[DATA EXCERPTS]
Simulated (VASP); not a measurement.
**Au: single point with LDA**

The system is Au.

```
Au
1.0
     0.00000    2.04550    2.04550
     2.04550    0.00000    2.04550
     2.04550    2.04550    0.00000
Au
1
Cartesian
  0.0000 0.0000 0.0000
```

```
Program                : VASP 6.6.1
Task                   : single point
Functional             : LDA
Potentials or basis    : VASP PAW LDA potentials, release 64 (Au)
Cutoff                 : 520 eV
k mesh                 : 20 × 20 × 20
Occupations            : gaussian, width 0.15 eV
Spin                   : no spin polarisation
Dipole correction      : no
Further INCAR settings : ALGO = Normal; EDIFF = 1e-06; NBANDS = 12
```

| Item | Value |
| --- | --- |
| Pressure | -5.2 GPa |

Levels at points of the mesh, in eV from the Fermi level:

[EXERCISE]
Start at the first line of the entries above. Set down each line exactly through the one with "Pressure | -5.2 GPa |", and stop there.

[SOLUTION]
Simulated (VASP); not a measurement.
**Au: single point with LDA**

The system is Au.

```
Au
1.0
     0.00000    2.04550    2.04550
     2.04550    0.00000    2.04550
     2.04550    2.04550    0.00000
Au
1
Cartesian
  0.0000 0.0000 0.0000
```

```
Program                : VASP 6.6.1
Task                   : single point
Functional             : LDA
Potentials or basis    : VASP PAW LDA potentials, release 64 (Au)
Cutoff                 : 520 eV
k mesh                 : 20 × 20 × 20
Occupations            : gaussian, width 0.15 eV
Spin                   : no spin polarisation
Dipole correction      : no
Further INCAR settings : ALGO = Normal; EDIFF = 1e-06; NBANDS = 12
```

| Item | Value |
| --- | --- |
| Pressure | -5.2 GPa |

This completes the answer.